→ Data to examine
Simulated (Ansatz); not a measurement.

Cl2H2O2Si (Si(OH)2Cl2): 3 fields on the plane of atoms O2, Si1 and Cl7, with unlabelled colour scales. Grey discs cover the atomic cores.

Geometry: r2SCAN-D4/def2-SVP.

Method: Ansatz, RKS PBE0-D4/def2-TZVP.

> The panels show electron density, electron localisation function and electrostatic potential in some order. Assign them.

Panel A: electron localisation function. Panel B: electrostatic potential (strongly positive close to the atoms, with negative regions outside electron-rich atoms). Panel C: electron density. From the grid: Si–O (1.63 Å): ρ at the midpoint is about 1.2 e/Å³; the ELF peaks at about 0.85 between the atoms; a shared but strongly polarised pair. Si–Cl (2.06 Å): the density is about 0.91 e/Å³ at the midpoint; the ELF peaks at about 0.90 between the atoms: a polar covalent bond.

→ Work item
Please restate only the opening stretch of the records above: every line from the first through the one containing "order. Assign them.", exactly as written.

→ Reply
Simulated (Ansatz); not a measurement.

Cl2H2O2Si (Si(OH)2Cl2): 3 fields on the plane of atoms O2, Si1 and Cl7, with unlabelled colour scales. Grey discs cover the atomic cores.

Geometry: r2SCAN-D4/def2-SVP.

Method: Ansatz, RKS PBE0-D4/def2-TZVP.

> The panels show electron density, electron localisation function and electrostatic potential in some order. Assign them.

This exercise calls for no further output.